--- START ---

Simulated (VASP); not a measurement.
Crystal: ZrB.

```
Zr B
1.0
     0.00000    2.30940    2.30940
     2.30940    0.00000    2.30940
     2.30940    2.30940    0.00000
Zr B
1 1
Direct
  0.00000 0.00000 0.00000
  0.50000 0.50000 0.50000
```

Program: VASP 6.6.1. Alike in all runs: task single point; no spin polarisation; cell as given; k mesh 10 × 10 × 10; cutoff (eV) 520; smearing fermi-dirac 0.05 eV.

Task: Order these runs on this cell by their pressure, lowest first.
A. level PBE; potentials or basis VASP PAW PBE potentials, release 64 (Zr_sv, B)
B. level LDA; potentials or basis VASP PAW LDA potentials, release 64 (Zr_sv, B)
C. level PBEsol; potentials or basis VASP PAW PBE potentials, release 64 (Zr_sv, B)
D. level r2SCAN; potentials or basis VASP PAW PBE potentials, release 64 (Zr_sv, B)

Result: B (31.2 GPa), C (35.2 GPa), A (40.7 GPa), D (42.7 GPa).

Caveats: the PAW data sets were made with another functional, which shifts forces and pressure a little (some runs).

--- END ---

Work request
Only the lines from the first line of the records through the one containing "Result: B (31.2" should be reproduced, exactly, with both of them included.

Written reply
Simulated (VASP); not a measurement.
Crystal: ZrB.

```
Zr B
1.0
     0.00000    2.30940    2.30940
     2.30940    0.00000    2.30940
     2.30940    2.30940    0.00000
Zr B
1 1
Direct
  0.00000 0.00000 0.00000
  0.50000 0.50000 0.50000
```

Program: VASP 6.6.1. Alike in all runs: task single point; no spin polarisation; cell as given; k mesh 10 × 10 × 10; cutoff (eV) 520; smearing fermi-dirac 0.05 eV.

Task: Order these runs on this cell by their pressure, lowest first.
A. level PBE; potentials or basis VASP PAW PBE potentials, release 64 (Zr_sv, B)
B. level LDA; potentials or basis VASP PAW LDA potentials, release 64 (Zr_sv, B)
C. level PBEsol; potentials or basis VASP PAW PBE potentials, release 64 (Zr_sv, B)
D. level r2SCAN; potentials or basis VASP PAW PBE potentials, release 64 (Zr_sv, B)

Result: B (31.2 GPa), C (35.2 GPa), A (40.7 GPa), D (42.7 GPa).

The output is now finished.